## ACTIVITY
Restating every entry exactly is the whole task.

** RECORDS SUPPLIED follows **

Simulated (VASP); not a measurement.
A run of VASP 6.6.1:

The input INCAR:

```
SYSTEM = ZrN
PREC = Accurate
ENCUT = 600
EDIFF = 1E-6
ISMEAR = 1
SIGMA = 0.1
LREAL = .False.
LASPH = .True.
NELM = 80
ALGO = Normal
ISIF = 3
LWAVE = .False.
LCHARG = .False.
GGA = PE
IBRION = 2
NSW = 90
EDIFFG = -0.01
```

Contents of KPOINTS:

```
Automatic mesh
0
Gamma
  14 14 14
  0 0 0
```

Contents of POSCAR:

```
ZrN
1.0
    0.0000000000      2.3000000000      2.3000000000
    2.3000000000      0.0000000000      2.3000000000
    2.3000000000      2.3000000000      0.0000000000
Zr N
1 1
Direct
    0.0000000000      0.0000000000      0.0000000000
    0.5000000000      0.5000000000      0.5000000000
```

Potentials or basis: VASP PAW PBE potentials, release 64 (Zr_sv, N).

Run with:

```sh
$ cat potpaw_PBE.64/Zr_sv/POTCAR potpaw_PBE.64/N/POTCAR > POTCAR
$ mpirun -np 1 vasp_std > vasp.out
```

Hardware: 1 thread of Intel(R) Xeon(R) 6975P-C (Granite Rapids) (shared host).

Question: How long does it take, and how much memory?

** End of RECORDS SUPPLIED **

## YOUR SOLUTION
Simulated (VASP); not a measurement.
A run of VASP 6.6.1:

The input INCAR:

```
SYSTEM = ZrN
PREC = Accurate
ENCUT = 600
EDIFF = 1E-6
ISMEAR = 1
SIGMA = 0.1
LREAL = .False.
LASPH = .True.
NELM = 80
ALGO = Normal
ISIF = 3
LWAVE = .False.
LCHARG = .False.
GGA = PE
IBRION = 2
NSW = 90
EDIFFG = -0.01
```

Contents of KPOINTS:

```
Automatic mesh
0
Gamma
  14 14 14
  0 0 0
```

Contents of POSCAR:

```
ZrN
1.0
    0.0000000000      2.3000000000      2.3000000000
    2.3000000000      0.0000000000      2.3000000000
    2.3000000000      2.3000000000      0.0000000000
Zr N
1 1
Direct
    0.0000000000      0.0000000000      0.0000000000
    0.5000000000      0.5000000000      0.5000000000
```

Potentials or basis: VASP PAW PBE potentials, release 64 (Zr_sv, N).

Run with:

```sh
$ cat potpaw_PBE.64/Zr_sv/POTCAR potpaw_PBE.64/N/POTCAR > POTCAR
$ mpirun -np 1 vasp_std > vasp.out
```

Hardware: 1 thread of Intel(R) Xeon(R) 6975P-C (Granite Rapids) (shared host).

Question: How long does it take, and how much memory?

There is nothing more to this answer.